Data under study:
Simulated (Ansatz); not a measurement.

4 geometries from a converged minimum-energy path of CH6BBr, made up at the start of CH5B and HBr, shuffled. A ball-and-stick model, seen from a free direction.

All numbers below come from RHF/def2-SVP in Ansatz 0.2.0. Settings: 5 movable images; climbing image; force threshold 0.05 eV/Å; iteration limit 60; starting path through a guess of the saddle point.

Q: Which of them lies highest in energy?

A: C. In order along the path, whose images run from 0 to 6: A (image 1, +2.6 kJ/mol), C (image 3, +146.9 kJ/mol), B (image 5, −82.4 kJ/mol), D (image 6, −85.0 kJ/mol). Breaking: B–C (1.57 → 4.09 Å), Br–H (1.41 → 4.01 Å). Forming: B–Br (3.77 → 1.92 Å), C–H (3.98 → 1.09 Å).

Work task: The data above should be returned in full, exactly as written.

Your response:
Simulated (Ansatz); not a measurement.

4 geometries from a converged minimum-energy path of CH6BBr, made up at the start of CH5B and HBr, shuffled. A ball-and-stick model, seen from a free direction.

All numbers below come from RHF/def2-SVP in Ansatz 0.2.0. Settings: 5 movable images; climbing image; force threshold 0.05 eV/Å; iteration limit 60; starting path through a guess of the saddle point.

Q: Which of them lies highest in energy?

A: C. In order along the path, whose images run from 0 to 6: A (image 1, +2.6 kJ/mol), C (image 3, +146.9 kJ/mol), B (image 5, −82.4 kJ/mol), D (image 6, −85.0 kJ/mol). Breaking: B–C (1.57 → 4.09 Å), Br–H (1.41 → 4.01 Å). Forming: B–Br (3.77 → 1.92 Å), C–H (3.98 → 1.09 Å).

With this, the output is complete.